# [Work instruction]
From the first line of the material through the line containing "We compute a", restate everything word for word and nothing more.

***** Entries shown *****

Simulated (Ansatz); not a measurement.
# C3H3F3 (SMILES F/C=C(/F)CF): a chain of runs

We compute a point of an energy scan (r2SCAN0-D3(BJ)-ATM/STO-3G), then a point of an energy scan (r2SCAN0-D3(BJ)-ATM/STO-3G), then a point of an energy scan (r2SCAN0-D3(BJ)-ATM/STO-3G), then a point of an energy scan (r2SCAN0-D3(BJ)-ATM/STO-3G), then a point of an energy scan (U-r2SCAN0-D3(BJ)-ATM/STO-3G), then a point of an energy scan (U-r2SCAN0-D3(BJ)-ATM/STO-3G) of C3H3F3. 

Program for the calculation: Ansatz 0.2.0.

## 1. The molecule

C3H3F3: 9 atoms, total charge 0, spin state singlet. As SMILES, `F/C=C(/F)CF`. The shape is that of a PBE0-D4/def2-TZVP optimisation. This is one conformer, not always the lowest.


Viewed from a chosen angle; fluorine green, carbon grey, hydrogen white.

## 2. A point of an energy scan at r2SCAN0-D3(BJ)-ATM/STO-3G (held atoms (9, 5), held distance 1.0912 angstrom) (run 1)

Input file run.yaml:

*****

# [Your response]
Simulated (Ansatz); not a measurement.
# C3H3F3 (SMILES F/C=C(/F)CF): a chain of runs

We compute a point of an energy scan (r2SCAN0-D3(BJ)-ATM/STO-3G), then a point of an energy scan (r2SCAN0-D3(BJ)-ATM/STO-3G), then a point of an energy scan (r2SCAN0-D3(BJ)-ATM/STO-3G), then a point of an energy scan (r2SCAN0-D3(BJ)-ATM/STO-3G), then a point of an energy scan (U-r2SCAN0-D3(BJ)-ATM/STO-3G), then a point of an energy scan (U-r2SCAN0-D3(BJ)-ATM/STO-3G) of C3H3F3. 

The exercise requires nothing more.